==== DATASET CONTENT ====
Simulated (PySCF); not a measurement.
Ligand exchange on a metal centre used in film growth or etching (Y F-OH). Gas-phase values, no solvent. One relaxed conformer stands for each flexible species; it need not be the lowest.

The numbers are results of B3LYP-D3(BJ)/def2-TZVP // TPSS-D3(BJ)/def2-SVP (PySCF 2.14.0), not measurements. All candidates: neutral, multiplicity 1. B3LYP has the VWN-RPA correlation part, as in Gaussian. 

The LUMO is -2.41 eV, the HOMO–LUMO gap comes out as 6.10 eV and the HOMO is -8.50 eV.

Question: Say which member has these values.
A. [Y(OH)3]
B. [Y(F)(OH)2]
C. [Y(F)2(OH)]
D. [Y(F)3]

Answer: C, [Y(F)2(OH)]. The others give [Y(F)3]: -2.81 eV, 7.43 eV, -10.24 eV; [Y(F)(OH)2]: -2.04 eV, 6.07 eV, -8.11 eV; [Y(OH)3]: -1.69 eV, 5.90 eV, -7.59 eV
====

[REQUIRED ACTION]
Repeat only what lies between the first line of the data and the line containing "B. [Y(F)(OH)2]", both of those lines included, exactly as it stands.

[YOUR RESPONSE]
Simulated (PySCF); not a measurement.
Ligand exchange on a metal centre used in film growth or etching (Y F-OH). Gas-phase values, no solvent. One relaxed conformer stands for each flexible species; it need not be the lowest.

The numbers are results of B3LYP-D3(BJ)/def2-TZVP // TPSS-D3(BJ)/def2-SVP (PySCF 2.14.0), not measurements. All candidates: neutral, multiplicity 1. B3LYP has the VWN-RPA correlation part, as in Gaussian. 

The LUMO is -2.41 eV, the HOMO–LUMO gap comes out as 6.10 eV and the HOMO is -8.50 eV.

Question: Say which member has these values.
A. [Y(OH)3]
B. [Y(F)(OH)2]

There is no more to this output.